--
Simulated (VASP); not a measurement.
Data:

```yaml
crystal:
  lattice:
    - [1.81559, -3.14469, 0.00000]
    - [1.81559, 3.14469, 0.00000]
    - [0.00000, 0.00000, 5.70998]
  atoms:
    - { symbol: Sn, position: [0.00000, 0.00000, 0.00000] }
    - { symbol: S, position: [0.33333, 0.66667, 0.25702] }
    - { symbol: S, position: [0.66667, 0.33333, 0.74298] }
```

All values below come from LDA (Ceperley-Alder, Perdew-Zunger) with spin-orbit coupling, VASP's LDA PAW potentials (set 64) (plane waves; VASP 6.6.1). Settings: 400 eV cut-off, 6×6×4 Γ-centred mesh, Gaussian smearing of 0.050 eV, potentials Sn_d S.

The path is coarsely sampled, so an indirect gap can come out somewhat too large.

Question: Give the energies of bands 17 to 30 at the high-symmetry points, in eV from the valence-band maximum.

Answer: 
--

▶ **REQUIREMENT**:
Quote the entire listing above exactly.

▶ **TASK RESULT**:
Simulated (VASP); not a measurement.
Data:

```yaml
crystal:
  lattice:
    - [1.81559, -3.14469, 0.00000]
    - [1.81559, 3.14469, 0.00000]
    - [0.00000, 0.00000, 5.70998]
  atoms:
    - { symbol: Sn, position: [0.00000, 0.00000, 0.00000] }
    - { symbol: S, position: [0.33333, 0.66667, 0.25702] }
    - { symbol: S, position: [0.66667, 0.33333, 0.74298] }
```

All values below come from LDA (Ceperley-Alder, Perdew-Zunger) with spin-orbit coupling, VASP's LDA PAW potentials (set 64) (plane waves; VASP 6.6.1). Settings: 400 eV cut-off, 6×6×4 Γ-centred mesh, Gaussian smearing of 0.050 eV, potentials Sn_d S.

The path is coarsely sampled, so an indirect gap can come out somewhat too large.

Question: Give the energies of bands 17 to 30 at the high-symmetry points, in eV from the valence-band maximum.

Answer: 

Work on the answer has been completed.